DATASET: Begin

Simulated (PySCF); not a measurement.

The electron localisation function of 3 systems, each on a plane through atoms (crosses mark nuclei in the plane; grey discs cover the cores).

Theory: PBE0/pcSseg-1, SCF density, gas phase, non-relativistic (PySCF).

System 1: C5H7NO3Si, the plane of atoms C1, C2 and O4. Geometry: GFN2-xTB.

DATASET: End

#### ACTIVITY
All lines above from the line with "The electron localisation" through the line with "Theory: PBE0/pcSseg-1, SCF", both included, are to be set down exactly, with nothing else.

#### WRITTEN SOLUTION
The electron localisation function of 3 systems, each on a plane through atoms (crosses mark nuclei in the plane; grey discs cover the cores).

Theory: PBE0/pcSseg-1, SCF density, gas phase, non-relativistic (PySCF).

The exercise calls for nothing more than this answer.